» Assignment
The lines from the start of the listing through the line containing "LDA binds more" should be printed exactly, and no other lines should be printed.

====================

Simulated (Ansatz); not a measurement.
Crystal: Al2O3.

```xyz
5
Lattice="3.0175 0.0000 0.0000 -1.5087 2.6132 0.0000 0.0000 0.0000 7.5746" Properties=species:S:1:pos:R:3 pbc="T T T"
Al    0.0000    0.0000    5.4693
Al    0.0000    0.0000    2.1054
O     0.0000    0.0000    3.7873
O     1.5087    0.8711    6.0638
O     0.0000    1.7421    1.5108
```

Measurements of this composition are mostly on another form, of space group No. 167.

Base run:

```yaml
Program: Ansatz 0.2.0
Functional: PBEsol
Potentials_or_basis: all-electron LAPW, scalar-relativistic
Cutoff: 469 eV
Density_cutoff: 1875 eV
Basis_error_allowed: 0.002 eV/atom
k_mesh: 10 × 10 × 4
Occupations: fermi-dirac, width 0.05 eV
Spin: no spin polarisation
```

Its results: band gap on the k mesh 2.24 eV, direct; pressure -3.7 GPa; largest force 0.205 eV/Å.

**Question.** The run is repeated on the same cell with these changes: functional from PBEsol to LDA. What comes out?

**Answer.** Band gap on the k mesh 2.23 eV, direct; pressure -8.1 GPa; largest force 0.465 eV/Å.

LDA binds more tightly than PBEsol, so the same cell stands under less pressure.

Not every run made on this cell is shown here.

====================

» Exercise result
Simulated (Ansatz); not a measurement.
Crystal: Al2O3.

```xyz
5
Lattice="3.0175 0.0000 0.0000 -1.5087 2.6132 0.0000 0.0000 0.0000 7.5746" Properties=species:S:1:pos:R:3 pbc="T T T"
Al    0.0000    0.0000    5.4693
Al    0.0000    0.0000    2.1054
O     0.0000    0.0000    3.7873
O     1.5087    0.8711    6.0638
O     0.0000    1.7421    1.5108
```

Measurements of this composition are mostly on another form, of space group No. 167.

Base run:

```yaml
Program: Ansatz 0.2.0
Functional: PBEsol
Potentials_or_basis: all-electron LAPW, scalar-relativistic
Cutoff: 469 eV
Density_cutoff: 1875 eV
Basis_error_allowed: 0.002 eV/atom
k_mesh: 10 × 10 × 4
Occupations: fermi-dirac, width 0.05 eV
Spin: no spin polarisation
```

Its results: band gap on the k mesh 2.24 eV, direct; pressure -3.7 GPa; largest force 0.205 eV/Å.

**Question.** The run is repeated on the same cell with these changes: functional from PBEsol to LDA. What comes out?

**Answer.** Band gap on the k mesh 2.23 eV, direct; pressure -8.1 GPa; largest force 0.465 eV/Å.

LDA binds more tightly than PBEsol, so the same cell stands under less pressure.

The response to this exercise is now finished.